Available data =
....
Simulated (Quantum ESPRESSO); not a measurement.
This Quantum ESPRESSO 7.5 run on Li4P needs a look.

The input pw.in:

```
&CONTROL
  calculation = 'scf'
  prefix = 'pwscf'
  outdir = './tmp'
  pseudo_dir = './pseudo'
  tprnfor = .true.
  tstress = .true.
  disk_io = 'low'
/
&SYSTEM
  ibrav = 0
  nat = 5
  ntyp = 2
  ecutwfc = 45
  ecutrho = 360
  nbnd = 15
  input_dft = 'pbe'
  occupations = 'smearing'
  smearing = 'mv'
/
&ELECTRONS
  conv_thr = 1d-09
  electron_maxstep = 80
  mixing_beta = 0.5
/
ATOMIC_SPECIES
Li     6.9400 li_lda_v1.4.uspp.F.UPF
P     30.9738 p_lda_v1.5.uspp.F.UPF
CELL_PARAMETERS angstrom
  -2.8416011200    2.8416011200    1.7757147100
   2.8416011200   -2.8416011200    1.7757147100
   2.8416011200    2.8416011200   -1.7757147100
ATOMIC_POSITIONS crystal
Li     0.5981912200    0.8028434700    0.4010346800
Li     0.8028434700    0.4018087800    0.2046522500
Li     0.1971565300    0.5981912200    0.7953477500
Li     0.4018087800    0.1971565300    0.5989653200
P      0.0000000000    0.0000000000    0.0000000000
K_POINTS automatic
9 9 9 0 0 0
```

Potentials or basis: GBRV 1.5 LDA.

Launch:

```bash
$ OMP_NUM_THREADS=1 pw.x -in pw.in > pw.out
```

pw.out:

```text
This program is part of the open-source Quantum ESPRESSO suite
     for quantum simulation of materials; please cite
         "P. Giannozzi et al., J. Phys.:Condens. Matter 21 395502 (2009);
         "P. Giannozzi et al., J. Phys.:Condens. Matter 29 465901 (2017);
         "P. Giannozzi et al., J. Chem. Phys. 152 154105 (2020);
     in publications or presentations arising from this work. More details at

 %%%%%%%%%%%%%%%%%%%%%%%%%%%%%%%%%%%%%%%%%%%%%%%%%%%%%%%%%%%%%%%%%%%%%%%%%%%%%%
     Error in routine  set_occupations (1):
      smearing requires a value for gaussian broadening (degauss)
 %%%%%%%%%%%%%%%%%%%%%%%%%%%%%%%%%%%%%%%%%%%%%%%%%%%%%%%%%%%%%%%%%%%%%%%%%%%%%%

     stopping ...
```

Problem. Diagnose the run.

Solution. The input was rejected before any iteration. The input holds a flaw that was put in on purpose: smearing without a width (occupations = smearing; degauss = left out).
....

Please repeat word for word the lines above that run from the beginning through the line containing "Problem. Diagnose the run.", keeping both the first and that last line.

Simulated (Quantum ESPRESSO); not a measurement.
This Quantum ESPRESSO 7.5 run on Li4P needs a look.

The input pw.in:

```
&CONTROL
  calculation = 'scf'
  prefix = 'pwscf'
  outdir = './tmp'
  pseudo_dir = './pseudo'
  tprnfor = .true.
  tstress = .true.
  disk_io = 'low'
/
&SYSTEM
  ibrav = 0
  nat = 5
  ntyp = 2
  ecutwfc = 45
  ecutrho = 360
  nbnd = 15
  input_dft = 'pbe'
  occupations = 'smearing'
  smearing = 'mv'
/
&ELECTRONS
  conv_thr = 1d-09
  electron_maxstep = 80
  mixing_beta = 0.5
/
ATOMIC_SPECIES
Li     6.9400 li_lda_v1.4.uspp.F.UPF
P     30.9738 p_lda_v1.5.uspp.F.UPF
CELL_PARAMETERS angstrom
  -2.8416011200    2.8416011200    1.7757147100
   2.8416011200   -2.8416011200    1.7757147100
   2.8416011200    2.8416011200   -1.7757147100
ATOMIC_POSITIONS crystal
Li     0.5981912200    0.8028434700    0.4010346800
Li     0.8028434700    0.4018087800    0.2046522500
Li     0.1971565300    0.5981912200    0.7953477500
Li     0.4018087800    0.1971565300    0.5989653200
P      0.0000000000    0.0000000000    0.0000000000
K_POINTS automatic
9 9 9 0 0 0
```

Potentials or basis: GBRV 1.5 LDA.

Launch:

```bash
$ OMP_NUM_THREADS=1 pw.x -in pw.in > pw.out
```

pw.out:

```text
This program is part of the open-source Quantum ESPRESSO suite
     for quantum simulation of materials; please cite
         "P. Giannozzi et al., J. Phys.:Condens. Matter 21 395502 (2009);
         "P. Giannozzi et al., J. Phys.:Condens. Matter 29 465901 (2017);
         "P. Giannozzi et al., J. Chem. Phys. 152 154105 (2020);
     in publications or presentations arising from this work. More details at

 %%%%%%%%%%%%%%%%%%%%%%%%%%%%%%%%%%%%%%%%%%%%%%%%%%%%%%%%%%%%%%%%%%%%%%%%%%%%%%
     Error in routine  set_occupations (1):
      smearing requires a value for gaussian broadening (degauss)
 %%%%%%%%%%%%%%%%%%%%%%%%%%%%%%%%%%%%%%%%%%%%%%%%%%%%%%%%%%%%%%%%%%%%%%%%%%%%%%

     stopping ...
```

Problem. Diagnose the run.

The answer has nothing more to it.